*Work instruction*.
Write out, without any change, the lines in the material below that run from the line with "0.370 | 0.370 |" through the line with "VASP prints the", both included.

============

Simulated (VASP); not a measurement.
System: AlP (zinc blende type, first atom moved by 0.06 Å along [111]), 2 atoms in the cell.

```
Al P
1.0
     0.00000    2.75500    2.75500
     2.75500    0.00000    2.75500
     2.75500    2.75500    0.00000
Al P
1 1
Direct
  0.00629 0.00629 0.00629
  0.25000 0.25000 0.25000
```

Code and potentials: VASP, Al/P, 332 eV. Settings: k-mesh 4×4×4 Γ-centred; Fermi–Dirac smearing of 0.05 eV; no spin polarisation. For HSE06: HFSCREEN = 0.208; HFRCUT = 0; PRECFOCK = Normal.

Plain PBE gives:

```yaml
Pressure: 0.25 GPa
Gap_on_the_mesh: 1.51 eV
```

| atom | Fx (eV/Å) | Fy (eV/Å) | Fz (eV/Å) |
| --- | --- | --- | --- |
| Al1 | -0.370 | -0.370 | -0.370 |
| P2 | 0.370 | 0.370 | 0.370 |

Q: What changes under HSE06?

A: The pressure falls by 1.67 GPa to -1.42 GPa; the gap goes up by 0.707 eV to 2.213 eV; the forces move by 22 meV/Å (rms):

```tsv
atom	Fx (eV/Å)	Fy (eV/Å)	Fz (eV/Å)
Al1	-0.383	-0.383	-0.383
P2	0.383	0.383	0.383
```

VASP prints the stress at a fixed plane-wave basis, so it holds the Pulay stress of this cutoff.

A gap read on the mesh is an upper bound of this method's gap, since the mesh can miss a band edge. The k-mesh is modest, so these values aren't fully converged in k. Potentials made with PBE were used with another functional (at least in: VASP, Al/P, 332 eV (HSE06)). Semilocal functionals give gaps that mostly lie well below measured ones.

============

*Expected answer*.
| P2 | 0.370 | 0.370 | 0.370 |

Q: What changes under HSE06?

A: The pressure falls by 1.67 GPa to -1.42 GPa; the gap goes up by 0.707 eV to 2.213 eV; the forces move by 22 meV/Å (rms):

```tsv
atom	Fx (eV/Å)	Fy (eV/Å)	Fz (eV/Å)
Al1	-0.383	-0.383	-0.383
P2	0.383	0.383	0.383
```

VASP prints the stress at a fixed plane-wave basis, so it holds the Pulay stress of this cutoff.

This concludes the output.